• [Work item]: Stop after the line containing "be the lowest."; retype every line of the data before it exactly, starting from the first.

• [Supplied material]:
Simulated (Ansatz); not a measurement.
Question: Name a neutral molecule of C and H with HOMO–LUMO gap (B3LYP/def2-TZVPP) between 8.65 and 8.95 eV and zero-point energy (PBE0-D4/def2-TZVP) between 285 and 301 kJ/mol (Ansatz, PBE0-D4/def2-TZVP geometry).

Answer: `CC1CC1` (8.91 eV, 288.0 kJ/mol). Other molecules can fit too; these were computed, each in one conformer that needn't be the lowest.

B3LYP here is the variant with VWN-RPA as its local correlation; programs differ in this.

• [Answer section]:
Simulated (Ansatz); not a measurement.
Question: Name a neutral molecule of C and H with HOMO–LUMO gap (B3LYP/def2-TZVPP) between 8.65 and 8.95 eV and zero-point energy (PBE0-D4/def2-TZVP) between 285 and 301 kJ/mol (Ansatz, PBE0-D4/def2-TZVP geometry).

Answer: `CC1CC1` (8.91 eV, 288.0 kJ/mol). Other molecules can fit too; these were computed, each in one conformer that needn't be the lowest.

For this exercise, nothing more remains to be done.